**RECORD EXTRACTS**.
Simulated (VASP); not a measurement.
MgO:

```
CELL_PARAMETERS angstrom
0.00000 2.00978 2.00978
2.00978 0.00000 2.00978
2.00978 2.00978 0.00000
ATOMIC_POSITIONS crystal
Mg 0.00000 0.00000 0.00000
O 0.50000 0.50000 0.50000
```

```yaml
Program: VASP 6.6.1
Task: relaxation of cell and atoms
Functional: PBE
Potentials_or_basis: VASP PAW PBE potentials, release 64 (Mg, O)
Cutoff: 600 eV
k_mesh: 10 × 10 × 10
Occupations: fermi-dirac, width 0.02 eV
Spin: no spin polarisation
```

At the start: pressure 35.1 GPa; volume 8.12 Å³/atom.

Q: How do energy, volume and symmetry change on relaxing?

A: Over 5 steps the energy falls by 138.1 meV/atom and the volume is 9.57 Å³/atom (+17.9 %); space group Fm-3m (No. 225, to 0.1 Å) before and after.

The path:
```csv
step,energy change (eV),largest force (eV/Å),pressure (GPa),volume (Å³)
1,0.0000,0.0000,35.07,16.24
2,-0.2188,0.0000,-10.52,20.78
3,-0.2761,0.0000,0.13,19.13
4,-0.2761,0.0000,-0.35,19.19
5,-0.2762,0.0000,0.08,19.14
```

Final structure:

**BRIEF**.
All of the entries above, written out exactly, make up the reply.

**EXERCISE RESPONSE**.
Simulated (VASP); not a measurement.
MgO:

```
CELL_PARAMETERS angstrom
0.00000 2.00978 2.00978
2.00978 0.00000 2.00978
2.00978 2.00978 0.00000
ATOMIC_POSITIONS crystal
Mg 0.00000 0.00000 0.00000
O 0.50000 0.50000 0.50000
```

```yaml
Program: VASP 6.6.1
Task: relaxation of cell and atoms
Functional: PBE
Potentials_or_basis: VASP PAW PBE potentials, release 64 (Mg, O)
Cutoff: 600 eV
k_mesh: 10 × 10 × 10
Occupations: fermi-dirac, width 0.02 eV
Spin: no spin polarisation
```

At the start: pressure 35.1 GPa; volume 8.12 Å³/atom.

Q: How do energy, volume and symmetry change on relaxing?

A: Over 5 steps the energy falls by 138.1 meV/atom and the volume is 9.57 Å³/atom (+17.9 %); space group Fm-3m (No. 225, to 0.1 Å) before and after.

The path:
```csv
step,energy change (eV),largest force (eV/Å),pressure (GPa),volume (Å³)
1,0.0000,0.0000,35.07,16.24
2,-0.2188,0.0000,-10.52,20.78
3,-0.2761,0.0000,0.13,19.13
4,-0.2761,0.0000,-0.35,19.19
5,-0.2762,0.0000,0.08,19.14
```

Final structure:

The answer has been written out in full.